**REQUIRED ACTION:** Repeat the data exactly, please.

[Opening DATASET ENTRIES section]

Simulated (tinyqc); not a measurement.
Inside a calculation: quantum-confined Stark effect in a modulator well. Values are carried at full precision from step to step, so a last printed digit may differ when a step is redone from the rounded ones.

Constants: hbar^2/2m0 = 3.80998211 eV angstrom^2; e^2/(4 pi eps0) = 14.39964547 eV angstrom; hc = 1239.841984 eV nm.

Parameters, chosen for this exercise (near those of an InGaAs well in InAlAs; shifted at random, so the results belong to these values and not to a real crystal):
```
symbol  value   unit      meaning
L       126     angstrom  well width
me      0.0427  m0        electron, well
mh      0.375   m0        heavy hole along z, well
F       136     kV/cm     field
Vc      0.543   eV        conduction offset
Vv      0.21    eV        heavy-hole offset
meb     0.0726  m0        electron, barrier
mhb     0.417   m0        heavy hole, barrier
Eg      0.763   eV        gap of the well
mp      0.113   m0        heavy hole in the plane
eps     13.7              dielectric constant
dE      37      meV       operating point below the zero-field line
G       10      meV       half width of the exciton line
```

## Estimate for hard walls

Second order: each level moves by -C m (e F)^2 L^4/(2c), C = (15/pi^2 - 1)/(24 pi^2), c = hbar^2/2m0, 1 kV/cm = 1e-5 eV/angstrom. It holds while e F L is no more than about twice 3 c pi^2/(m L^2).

[Closing DATASET ENTRIES section]

**WRITTEN REPLY:**
Simulated (tinyqc); not a measurement.
Inside a calculation: quantum-confined Stark effect in a modulator well. Values are carried at full precision from step to step, so a last printed digit may differ when a step is redone from the rounded ones.

Constants: hbar^2/2m0 = 3.80998211 eV angstrom^2; e^2/(4 pi eps0) = 14.39964547 eV angstrom; hc = 1239.841984 eV nm.

Parameters, chosen for this exercise (near those of an InGaAs well in InAlAs; shifted at random, so the results belong to these values and not to a real crystal):
```
symbol  value   unit      meaning
L       126     angstrom  well width
me      0.0427  m0        electron, well
mh      0.375   m0        heavy hole along z, well
F       136     kV/cm     field
Vc      0.543   eV        conduction offset
Vv      0.21    eV        heavy-hole offset
meb     0.0726  m0        electron, barrier
mhb     0.417   m0        heavy hole, barrier
Eg      0.763   eV        gap of the well
mp      0.113   m0        heavy hole in the plane
eps     13.7              dielectric constant
dE      37      meV       operating point below the zero-field line
G       10      meV       half width of the exciton line
```

## Estimate for hard walls

Second order: each level moves by -C m (e F)^2 L^4/(2c), C = (15/pi^2 - 1)/(24 pi^2), c = hbar^2/2m0, 1 kV/cm = 1e-5 eV/angstrom. It holds while e F L is no more than about twice 3 c pi^2/(m L^2).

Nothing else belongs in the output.